Assignment: Copy each line of the following material exactly.

━━━━━ Data ━━━━━
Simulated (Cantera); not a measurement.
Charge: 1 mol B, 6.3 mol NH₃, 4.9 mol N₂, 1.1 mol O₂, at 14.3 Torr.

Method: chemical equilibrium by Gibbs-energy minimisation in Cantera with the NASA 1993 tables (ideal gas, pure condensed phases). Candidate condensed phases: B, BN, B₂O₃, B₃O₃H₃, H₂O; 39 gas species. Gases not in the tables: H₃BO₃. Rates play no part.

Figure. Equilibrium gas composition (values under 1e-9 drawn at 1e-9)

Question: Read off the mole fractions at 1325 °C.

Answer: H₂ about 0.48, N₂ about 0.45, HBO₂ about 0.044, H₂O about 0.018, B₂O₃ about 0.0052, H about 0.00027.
━━━━━

Solution:
Simulated (Cantera); not a measurement.
Charge: 1 mol B, 6.3 mol NH₃, 4.9 mol N₂, 1.1 mol O₂, at 14.3 Torr.

Method: chemical equilibrium by Gibbs-energy minimisation in Cantera with the NASA 1993 tables (ideal gas, pure condensed phases). Candidate condensed phases: B, BN, B₂O₃, B₃O₃H₃, H₂O; 39 gas species. Gases not in the tables: H₃BO₃. Rates play no part.

Figure. Equilibrium gas composition (values under 1e-9 drawn at 1e-9)

Question: Read off the mole fractions at 1325 °C.

Answer: H₂ about 0.48, N₂ about 0.45, HBO₂ about 0.044, H₂O about 0.018, B₂O₃ about 0.0052, H about 0.00027.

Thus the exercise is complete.